* _Provided material_:
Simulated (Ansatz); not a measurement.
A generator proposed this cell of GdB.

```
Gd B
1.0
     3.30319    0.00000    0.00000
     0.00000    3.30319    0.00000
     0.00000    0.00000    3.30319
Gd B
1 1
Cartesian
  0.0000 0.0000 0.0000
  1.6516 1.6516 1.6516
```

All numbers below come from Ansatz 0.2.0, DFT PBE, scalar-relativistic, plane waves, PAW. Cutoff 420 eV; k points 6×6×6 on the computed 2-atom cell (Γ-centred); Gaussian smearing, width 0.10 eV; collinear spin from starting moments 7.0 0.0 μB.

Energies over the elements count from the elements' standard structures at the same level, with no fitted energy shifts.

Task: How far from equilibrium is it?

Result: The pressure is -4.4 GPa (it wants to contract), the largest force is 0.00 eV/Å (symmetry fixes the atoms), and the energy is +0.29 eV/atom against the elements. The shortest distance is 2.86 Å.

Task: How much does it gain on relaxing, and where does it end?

* _Exercise_:
All that is needed is the material, repeated exactly.

* _Problem solution_:
Simulated (Ansatz); not a measurement.
A generator proposed this cell of GdB.

```
Gd B
1.0
     3.30319    0.00000    0.00000
     0.00000    3.30319    0.00000
     0.00000    0.00000    3.30319
Gd B
1 1
Cartesian
  0.0000 0.0000 0.0000
  1.6516 1.6516 1.6516
```

All numbers below come from Ansatz 0.2.0, DFT PBE, scalar-relativistic, plane waves, PAW. Cutoff 420 eV; k points 6×6×6 on the computed 2-atom cell (Γ-centred); Gaussian smearing, width 0.10 eV; collinear spin from starting moments 7.0 0.0 μB.

Energies over the elements count from the elements' standard structures at the same level, with no fitted energy shifts.

Task: How far from equilibrium is it?

Result: The pressure is -4.4 GPa (it wants to contract), the largest force is 0.00 eV/Å (symmetry fixes the atoms), and the energy is +0.29 eV/atom against the elements. The shortest distance is 2.86 Å.

Task: How much does it gain on relaxing, and where does it end?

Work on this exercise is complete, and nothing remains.